Available data:
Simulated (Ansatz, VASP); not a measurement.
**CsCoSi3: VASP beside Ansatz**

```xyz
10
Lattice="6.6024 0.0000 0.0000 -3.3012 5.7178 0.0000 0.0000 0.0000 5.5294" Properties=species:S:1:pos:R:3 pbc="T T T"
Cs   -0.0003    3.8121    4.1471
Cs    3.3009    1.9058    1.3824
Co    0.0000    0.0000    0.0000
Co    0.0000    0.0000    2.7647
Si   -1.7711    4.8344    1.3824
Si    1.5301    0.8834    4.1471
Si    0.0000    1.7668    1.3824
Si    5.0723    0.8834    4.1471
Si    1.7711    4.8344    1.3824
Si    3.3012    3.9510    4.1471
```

Requirement: The full set of entries should be transcribed exactly.

Result:
Simulated (Ansatz, VASP); not a measurement.
**CsCoSi3: VASP beside Ansatz**

```xyz
10
Lattice="6.6024 0.0000 0.0000 -3.3012 5.7178 0.0000 0.0000 0.0000 5.5294" Properties=species:S:1:pos:R:3 pbc="T T T"
Cs   -0.0003    3.8121    4.1471
Cs    3.3009    1.9058    1.3824
Co    0.0000    0.0000    0.0000
Co    0.0000    0.0000    2.7647
Si   -1.7711    4.8344    1.3824
Si    1.5301    0.8834    4.1471
Si    0.0000    1.7668    1.3824
Si    5.0723    0.8834    4.1471
Si    1.7711    4.8344    1.3824
Si    3.3012    3.9510    4.1471
```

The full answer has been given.